▶ Requirement:
Please return, with no alterations, the lines below from the very first through the one that contains "## (1) The cell of the first run".

Given information Start Marker
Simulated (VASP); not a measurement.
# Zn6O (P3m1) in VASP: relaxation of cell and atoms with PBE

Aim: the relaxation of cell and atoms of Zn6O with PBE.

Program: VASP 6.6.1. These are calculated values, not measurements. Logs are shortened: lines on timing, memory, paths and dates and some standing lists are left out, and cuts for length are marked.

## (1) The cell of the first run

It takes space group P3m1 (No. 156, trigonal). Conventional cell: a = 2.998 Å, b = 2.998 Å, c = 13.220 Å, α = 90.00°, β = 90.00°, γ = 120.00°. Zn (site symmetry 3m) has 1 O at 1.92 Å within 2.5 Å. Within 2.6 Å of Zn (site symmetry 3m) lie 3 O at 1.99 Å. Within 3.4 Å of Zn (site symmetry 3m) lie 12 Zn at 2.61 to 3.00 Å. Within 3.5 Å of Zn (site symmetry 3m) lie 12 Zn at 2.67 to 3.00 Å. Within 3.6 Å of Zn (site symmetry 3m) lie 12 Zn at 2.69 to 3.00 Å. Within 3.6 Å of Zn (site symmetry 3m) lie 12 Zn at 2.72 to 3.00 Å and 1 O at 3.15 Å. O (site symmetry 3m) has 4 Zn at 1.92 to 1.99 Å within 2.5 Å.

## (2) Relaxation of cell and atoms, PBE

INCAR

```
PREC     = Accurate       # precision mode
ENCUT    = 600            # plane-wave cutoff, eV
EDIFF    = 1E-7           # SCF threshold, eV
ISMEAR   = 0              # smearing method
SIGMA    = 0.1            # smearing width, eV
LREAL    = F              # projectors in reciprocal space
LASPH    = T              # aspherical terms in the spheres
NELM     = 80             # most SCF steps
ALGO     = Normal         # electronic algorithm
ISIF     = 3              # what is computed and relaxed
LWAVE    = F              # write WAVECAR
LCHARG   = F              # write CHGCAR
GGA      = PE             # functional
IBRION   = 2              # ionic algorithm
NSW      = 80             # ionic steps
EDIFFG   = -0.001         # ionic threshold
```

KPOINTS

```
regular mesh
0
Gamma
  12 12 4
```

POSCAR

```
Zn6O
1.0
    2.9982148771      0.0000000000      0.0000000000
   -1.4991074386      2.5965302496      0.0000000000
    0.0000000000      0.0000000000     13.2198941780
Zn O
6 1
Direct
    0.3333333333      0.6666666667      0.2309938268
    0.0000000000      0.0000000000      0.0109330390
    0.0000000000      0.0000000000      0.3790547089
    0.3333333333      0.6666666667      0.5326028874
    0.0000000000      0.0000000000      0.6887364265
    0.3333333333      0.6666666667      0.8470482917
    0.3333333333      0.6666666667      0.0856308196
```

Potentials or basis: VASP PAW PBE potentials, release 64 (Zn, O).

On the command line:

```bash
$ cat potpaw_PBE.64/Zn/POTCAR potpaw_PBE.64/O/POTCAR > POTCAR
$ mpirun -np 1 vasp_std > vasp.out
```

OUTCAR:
Given information End Marker

▶ Task solution:
Simulated (VASP); not a measurement.
# Zn6O (P3m1) in VASP: relaxation of cell and atoms with PBE

Aim: the relaxation of cell and atoms of Zn6O with PBE.

Program: VASP 6.6.1. These are calculated values, not measurements. Logs are shortened: lines on timing, memory, paths and dates and some standing lists are left out, and cuts for length are marked.

## (1) The cell of the first run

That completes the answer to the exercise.